### Work item:
Every line below between the one holding "Question: Which element is Xx?" and the one holding "Where an edge", inclusive, should be copied exactly, and no other line.

[Data extract Boundary: Start]

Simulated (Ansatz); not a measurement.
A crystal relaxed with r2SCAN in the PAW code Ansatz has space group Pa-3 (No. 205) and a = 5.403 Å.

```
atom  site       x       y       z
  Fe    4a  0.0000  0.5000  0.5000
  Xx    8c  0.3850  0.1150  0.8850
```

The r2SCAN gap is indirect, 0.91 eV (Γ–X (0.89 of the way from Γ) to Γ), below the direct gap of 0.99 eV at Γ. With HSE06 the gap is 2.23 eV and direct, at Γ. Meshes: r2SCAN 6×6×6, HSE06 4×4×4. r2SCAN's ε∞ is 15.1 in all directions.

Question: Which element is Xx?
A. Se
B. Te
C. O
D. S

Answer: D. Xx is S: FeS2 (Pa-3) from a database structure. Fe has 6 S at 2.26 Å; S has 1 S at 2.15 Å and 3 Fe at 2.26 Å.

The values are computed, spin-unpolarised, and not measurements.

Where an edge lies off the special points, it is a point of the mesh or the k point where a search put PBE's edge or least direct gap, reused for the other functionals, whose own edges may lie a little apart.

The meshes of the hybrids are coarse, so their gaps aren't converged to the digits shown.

[Data extract Boundary: End]

### Response area:
Question: Which element is Xx?
A. Se
B. Te
C. O
D. S

Answer: D. Xx is S: FeS2 (Pa-3) from a database structure. Fe has 6 S at 2.26 Å; S has 1 S at 2.15 Å and 3 Fe at 2.26 Å.

The values are computed, spin-unpolarised, and not measurements.

Where an edge lies off the special points, it is a point of the mesh or the k point where a search put PBE's edge or least direct gap, reused for the other functionals, whose own edges may lie a little apart.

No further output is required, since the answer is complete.